□ □ □

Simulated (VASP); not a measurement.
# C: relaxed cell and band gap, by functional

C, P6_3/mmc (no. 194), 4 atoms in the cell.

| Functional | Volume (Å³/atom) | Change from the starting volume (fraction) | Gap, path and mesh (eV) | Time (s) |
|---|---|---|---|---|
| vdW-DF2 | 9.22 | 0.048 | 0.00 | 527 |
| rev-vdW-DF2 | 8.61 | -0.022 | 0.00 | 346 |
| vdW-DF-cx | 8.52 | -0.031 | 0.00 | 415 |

□ □ □

Exactly as they appear above, give the entries again.

Simulated (VASP); not a measurement.
# C: relaxed cell and band gap, by functional

C, P6_3/mmc (no. 194), 4 atoms in the cell.

| Functional | Volume (Å³/atom) | Change from the starting volume (fraction) | Gap, path and mesh (eV) | Time (s) |
|---|---|---|---|---|
| vdW-DF2 | 9.22 | 0.048 | 0.00 | 527 |
| rev-vdW-DF2 | 8.61 | -0.022 | 0.00 | 346 |
| vdW-DF-cx | 8.52 | -0.031 | 0.00 | 415 |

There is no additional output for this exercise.